▸ **Assignment**: Return only the lines from the top of the material through the line marked by "## Calculated data, AlF2H2N, AlBH2NO, Al2H4NO, Al2H3N2", unaltered.

▸ **Available data**:
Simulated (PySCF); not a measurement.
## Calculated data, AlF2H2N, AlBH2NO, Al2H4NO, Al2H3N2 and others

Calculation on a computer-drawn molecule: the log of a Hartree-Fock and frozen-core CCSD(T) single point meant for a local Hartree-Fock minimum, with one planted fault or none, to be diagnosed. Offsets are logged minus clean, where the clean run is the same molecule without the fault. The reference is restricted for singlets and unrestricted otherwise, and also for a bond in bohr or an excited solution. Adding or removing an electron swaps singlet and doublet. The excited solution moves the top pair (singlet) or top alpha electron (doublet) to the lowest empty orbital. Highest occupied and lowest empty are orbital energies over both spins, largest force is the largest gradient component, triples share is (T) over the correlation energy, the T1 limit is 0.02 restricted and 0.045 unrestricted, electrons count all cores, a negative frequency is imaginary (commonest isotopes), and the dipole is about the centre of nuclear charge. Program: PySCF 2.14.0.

▸ **Written response**:
Simulated (PySCF); not a measurement.
## Calculated data, AlF2H2N, AlBH2NO, Al2H4NO, Al2H3N2 and others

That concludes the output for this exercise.